# [DATA SUPPLIED]
++++

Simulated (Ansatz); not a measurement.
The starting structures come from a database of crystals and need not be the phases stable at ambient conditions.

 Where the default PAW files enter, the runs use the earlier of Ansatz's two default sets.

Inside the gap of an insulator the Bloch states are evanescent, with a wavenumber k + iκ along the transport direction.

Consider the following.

++++

Could you restate word for word the lines above, from the one that contains "The starting structures" through the one that contains "Inside the gap", and no others?

# [TASK RESULT]
The starting structures come from a database of crystals and need not be the phases stable at ambient conditions.

 Where the default PAW files enter, the runs use the earlier of Ansatz's two default sets.

Inside the gap of an insulator the Bloch states are evanescent, with a wavenumber k + iκ along the transport direction.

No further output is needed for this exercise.